§

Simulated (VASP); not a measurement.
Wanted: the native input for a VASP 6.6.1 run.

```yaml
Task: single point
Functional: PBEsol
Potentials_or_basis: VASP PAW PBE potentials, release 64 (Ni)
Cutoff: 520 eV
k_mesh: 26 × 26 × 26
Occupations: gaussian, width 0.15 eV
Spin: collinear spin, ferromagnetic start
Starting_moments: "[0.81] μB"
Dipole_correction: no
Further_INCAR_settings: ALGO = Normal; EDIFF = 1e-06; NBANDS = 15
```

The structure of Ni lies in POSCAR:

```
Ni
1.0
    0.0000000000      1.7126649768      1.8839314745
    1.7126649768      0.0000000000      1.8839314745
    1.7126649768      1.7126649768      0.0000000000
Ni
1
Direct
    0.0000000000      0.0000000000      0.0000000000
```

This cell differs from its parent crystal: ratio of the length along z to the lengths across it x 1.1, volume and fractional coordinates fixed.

§

*Required action*
Reply with an exact transcription of the material above.

*Exercise answer*
Simulated (VASP); not a measurement.
Wanted: the native input for a VASP 6.6.1 run.

```yaml
Task: single point
Functional: PBEsol
Potentials_or_basis: VASP PAW PBE potentials, release 64 (Ni)
Cutoff: 520 eV
k_mesh: 26 × 26 × 26
Occupations: gaussian, width 0.15 eV
Spin: collinear spin, ferromagnetic start
Starting_moments: "[0.81] μB"
Dipole_correction: no
Further_INCAR_settings: ALGO = Normal; EDIFF = 1e-06; NBANDS = 15
```

The structure of Ni lies in POSCAR:

```
Ni
1.0
    0.0000000000      1.7126649768      1.8839314745
    1.7126649768      0.0000000000      1.8839314745
    1.7126649768      1.7126649768      0.0000000000
Ni
1
Direct
    0.0000000000      0.0000000000      0.0000000000
```

This cell differs from its parent crystal: ratio of the length along z to the lengths across it x 1.1, volume and fractional coordinates fixed.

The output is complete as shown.